WORK INSTRUCTION:
The answer consists solely of the listing's lines from the first through the line containing "(2) 5 × Li–Li 2.77 to 3.06 Å.", each reproduced exactly.

SOURCE DATA:
◇ ◇ ◇ ◇

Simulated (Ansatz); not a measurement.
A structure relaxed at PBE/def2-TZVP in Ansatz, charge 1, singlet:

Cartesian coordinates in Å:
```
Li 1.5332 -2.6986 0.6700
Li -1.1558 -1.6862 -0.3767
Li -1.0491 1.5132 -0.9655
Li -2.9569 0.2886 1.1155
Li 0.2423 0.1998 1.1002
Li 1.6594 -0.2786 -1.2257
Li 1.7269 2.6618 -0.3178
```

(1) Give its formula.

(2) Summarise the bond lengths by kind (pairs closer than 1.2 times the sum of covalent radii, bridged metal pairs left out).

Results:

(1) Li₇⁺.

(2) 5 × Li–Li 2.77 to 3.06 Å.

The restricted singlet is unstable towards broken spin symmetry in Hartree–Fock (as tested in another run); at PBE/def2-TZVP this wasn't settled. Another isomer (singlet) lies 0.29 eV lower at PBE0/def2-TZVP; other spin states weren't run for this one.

◇ ◇ ◇ ◇

SOLUTION:
Simulated (Ansatz); not a measurement.
A structure relaxed at PBE/def2-TZVP in Ansatz, charge 1, singlet:

Cartesian coordinates in Å:
```
Li 1.5332 -2.6986 0.6700
Li -1.1558 -1.6862 -0.3767
Li -1.0491 1.5132 -0.9655
Li -2.9569 0.2886 1.1155
Li 0.2423 0.1998 1.1002
Li 1.6594 -0.2786 -1.2257
Li 1.7269 2.6618 -0.3178
```

(1) Give its formula.

(2) Summarise the bond lengths by kind (pairs closer than 1.2 times the sum of covalent radii, bridged metal pairs left out).

Results:

(1) Li₇⁺.

(2) 5 × Li–Li 2.77 to 3.06 Å.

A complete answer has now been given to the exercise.